[Extracted records]
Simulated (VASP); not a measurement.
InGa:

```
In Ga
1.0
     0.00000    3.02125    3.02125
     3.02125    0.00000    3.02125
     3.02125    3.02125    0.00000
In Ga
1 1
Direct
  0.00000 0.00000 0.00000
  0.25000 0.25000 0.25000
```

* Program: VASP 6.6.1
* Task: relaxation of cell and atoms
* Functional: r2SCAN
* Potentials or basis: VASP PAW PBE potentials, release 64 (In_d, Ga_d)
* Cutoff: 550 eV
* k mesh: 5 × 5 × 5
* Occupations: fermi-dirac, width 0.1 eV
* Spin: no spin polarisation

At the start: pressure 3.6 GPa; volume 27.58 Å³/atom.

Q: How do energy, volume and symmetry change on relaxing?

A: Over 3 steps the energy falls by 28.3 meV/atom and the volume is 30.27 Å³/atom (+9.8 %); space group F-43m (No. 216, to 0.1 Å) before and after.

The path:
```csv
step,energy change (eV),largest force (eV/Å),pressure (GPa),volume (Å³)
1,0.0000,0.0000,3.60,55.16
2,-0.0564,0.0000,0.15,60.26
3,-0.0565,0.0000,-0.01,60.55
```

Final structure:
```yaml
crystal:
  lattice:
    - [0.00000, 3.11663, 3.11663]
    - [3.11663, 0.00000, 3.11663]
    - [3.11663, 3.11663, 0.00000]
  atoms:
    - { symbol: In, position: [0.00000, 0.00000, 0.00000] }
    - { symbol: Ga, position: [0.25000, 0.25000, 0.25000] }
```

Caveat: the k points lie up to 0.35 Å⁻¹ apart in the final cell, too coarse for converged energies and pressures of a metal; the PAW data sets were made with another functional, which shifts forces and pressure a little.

[Work task] Return the material exactly as it stands above, but only from its first line to the line containing "Q: How do energy, volume", both ends included.

[Answer section]
Simulated (VASP); not a measurement.
InGa:

```
In Ga
1.0
     0.00000    3.02125    3.02125
     3.02125    0.00000    3.02125
     3.02125    3.02125    0.00000
In Ga
1 1
Direct
  0.00000 0.00000 0.00000
  0.25000 0.25000 0.25000
```

* Program: VASP 6.6.1
* Task: relaxation of cell and atoms
* Functional: r2SCAN
* Potentials or basis: VASP PAW PBE potentials, release 64 (In_d, Ga_d)
* Cutoff: 550 eV
* k mesh: 5 × 5 × 5
* Occupations: fermi-dirac, width 0.1 eV
* Spin: no spin polarisation

At the start: pressure 3.6 GPa; volume 27.58 Å³/atom.

Q: How do energy, volume and symmetry change on relaxing?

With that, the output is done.